MATERIAL SHOWN
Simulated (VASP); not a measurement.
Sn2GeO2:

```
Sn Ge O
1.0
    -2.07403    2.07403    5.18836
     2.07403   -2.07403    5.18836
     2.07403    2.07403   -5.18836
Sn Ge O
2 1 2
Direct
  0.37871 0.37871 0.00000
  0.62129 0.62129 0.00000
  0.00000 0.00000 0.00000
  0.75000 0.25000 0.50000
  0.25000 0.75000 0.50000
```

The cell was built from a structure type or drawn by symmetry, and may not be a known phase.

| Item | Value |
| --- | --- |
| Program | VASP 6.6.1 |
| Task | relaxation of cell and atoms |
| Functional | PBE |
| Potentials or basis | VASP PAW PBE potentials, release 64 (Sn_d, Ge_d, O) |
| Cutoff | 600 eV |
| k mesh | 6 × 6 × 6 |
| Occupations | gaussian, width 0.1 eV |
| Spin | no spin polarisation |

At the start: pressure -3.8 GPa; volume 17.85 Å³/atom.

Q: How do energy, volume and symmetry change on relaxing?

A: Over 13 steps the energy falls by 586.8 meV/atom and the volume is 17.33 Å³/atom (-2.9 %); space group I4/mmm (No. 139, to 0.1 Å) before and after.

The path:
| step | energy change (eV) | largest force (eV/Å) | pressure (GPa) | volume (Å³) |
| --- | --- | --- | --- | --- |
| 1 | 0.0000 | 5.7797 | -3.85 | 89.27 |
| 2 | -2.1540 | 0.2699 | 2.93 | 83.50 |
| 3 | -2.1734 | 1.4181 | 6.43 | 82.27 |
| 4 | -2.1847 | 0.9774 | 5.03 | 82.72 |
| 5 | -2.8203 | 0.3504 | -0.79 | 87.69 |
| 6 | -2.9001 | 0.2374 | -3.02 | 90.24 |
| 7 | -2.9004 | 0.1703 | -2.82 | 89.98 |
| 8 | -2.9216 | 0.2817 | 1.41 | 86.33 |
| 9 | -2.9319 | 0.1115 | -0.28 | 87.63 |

WORK TASK
Each line in the entries above, starting at the line with "2.93 | 83.50 |" and ending at the line with "1.41 | 86.33 |", is to be printed exactly, and only those lines.

REPLY
| 2 | -2.1540 | 0.2699 | 2.93 | 83.50 |
| 3 | -2.1734 | 1.4181 | 6.43 | 82.27 |
| 4 | -2.1847 | 0.9774 | 5.03 | 82.72 |
| 5 | -2.8203 | 0.3504 | -0.79 | 87.69 |
| 6 | -2.9001 | 0.2374 | -3.02 | 90.24 |
| 7 | -2.9004 | 0.1703 | -2.82 | 89.98 |
| 8 | -2.9216 | 0.2817 | 1.41 | 86.33 |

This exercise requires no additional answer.